REQUIRED ACTION:
Reproduce every entry exactly as given.

GIVEN INFORMATION:
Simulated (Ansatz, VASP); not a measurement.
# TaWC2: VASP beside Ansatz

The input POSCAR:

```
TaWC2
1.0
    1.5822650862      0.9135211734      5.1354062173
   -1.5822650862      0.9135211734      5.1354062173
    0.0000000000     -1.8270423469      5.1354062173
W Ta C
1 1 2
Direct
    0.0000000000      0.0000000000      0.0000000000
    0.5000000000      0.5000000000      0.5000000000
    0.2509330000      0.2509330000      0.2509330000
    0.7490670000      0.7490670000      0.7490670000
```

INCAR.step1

RESPONSE AREA:
Simulated (Ansatz, VASP); not a measurement.
# TaWC2: VASP beside Ansatz

The input POSCAR:

```
TaWC2
1.0
    1.5822650862      0.9135211734      5.1354062173
   -1.5822650862      0.9135211734      5.1354062173
    0.0000000000     -1.8270423469      5.1354062173
W Ta C
1 1 2
Direct
    0.0000000000      0.0000000000      0.0000000000
    0.5000000000      0.5000000000      0.5000000000
    0.2509330000      0.2509330000      0.2509330000
    0.7490670000      0.7490670000      0.7490670000
```

INCAR.step1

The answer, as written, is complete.